BEGIN SUPPLIED RECORDS
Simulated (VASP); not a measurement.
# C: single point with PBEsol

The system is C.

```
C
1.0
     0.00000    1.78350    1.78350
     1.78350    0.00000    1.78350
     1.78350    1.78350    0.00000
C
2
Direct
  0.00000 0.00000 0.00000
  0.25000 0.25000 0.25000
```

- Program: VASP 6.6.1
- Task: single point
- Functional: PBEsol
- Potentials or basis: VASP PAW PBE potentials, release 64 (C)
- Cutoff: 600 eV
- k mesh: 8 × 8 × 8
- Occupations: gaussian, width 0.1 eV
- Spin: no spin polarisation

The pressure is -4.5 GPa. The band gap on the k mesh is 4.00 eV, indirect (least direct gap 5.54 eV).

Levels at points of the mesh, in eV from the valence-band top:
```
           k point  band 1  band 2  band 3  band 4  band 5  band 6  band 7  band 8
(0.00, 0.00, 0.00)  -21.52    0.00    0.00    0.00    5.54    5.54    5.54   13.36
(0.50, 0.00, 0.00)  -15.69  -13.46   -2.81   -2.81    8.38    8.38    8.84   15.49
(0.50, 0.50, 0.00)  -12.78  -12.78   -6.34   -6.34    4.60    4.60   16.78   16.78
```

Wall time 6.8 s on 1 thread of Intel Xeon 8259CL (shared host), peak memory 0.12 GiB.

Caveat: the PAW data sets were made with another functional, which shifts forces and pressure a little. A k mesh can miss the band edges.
END SUPPLIED RECORDS

(ACTION ITEM) Using the entries above, return exactly the lines from the line with "# C: single point with PBEsol" to the line with "Wall time 6.8", counting both of those lines.

(TASK RESPONSE)
# C: single point with PBEsol

The system is C.

```
C
1.0
     0.00000    1.78350    1.78350
     1.78350    0.00000    1.78350
     1.78350    1.78350    0.00000
C
2
Direct
  0.00000 0.00000 0.00000
  0.25000 0.25000 0.25000
```

- Program: VASP 6.6.1
- Task: single point
- Functional: PBEsol
- Potentials or basis: VASP PAW PBE potentials, release 64 (C)
- Cutoff: 600 eV
- k mesh: 8 × 8 × 8
- Occupations: gaussian, width 0.1 eV
- Spin: no spin polarisation

The pressure is -4.5 GPa. The band gap on the k mesh is 4.00 eV, indirect (least direct gap 5.54 eV).

Levels at points of the mesh, in eV from the valence-band top:
```
           k point  band 1  band 2  band 3  band 4  band 5  band 6  band 7  band 8
(0.00, 0.00, 0.00)  -21.52    0.00    0.00    0.00    5.54    5.54    5.54   13.36
(0.50, 0.00, 0.00)  -15.69  -13.46   -2.81   -2.81    8.38    8.38    8.84   15.49
(0.50, 0.50, 0.00)  -12.78  -12.78   -6.34   -6.34    4.60    4.60   16.78   16.78
```

Wall time 6.8 s on 1 thread of Intel Xeon 8259CL (shared host), peak memory 0.12 GiB.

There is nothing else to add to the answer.